■ **Activity**
Please print the data that follows, keeping every line exact.

■ **Information**
==================================================

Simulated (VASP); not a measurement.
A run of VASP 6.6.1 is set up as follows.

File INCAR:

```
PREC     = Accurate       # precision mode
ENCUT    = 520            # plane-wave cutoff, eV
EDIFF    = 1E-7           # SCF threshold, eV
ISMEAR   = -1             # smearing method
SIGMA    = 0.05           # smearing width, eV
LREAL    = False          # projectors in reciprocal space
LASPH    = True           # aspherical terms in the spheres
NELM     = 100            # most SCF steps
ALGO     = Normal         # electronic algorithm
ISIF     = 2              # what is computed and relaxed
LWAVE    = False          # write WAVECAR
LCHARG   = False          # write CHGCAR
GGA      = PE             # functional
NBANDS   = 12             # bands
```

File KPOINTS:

==================================================

■ **Answer box**
Simulated (VASP); not a measurement.
A run of VASP 6.6.1 is set up as follows.

File INCAR:

```
PREC     = Accurate       # precision mode
ENCUT    = 520            # plane-wave cutoff, eV
EDIFF    = 1E-7           # SCF threshold, eV
ISMEAR   = -1             # smearing method
SIGMA    = 0.05           # smearing width, eV
LREAL    = False          # projectors in reciprocal space
LASPH    = True           # aspherical terms in the spheres
NELM     = 100            # most SCF steps
ALGO     = Normal         # electronic algorithm
ISIF     = 2              # what is computed and relaxed
LWAVE    = False          # write WAVECAR
LCHARG   = False          # write CHGCAR
GGA      = PE             # functional
NBANDS   = 12             # bands
```

File KPOINTS:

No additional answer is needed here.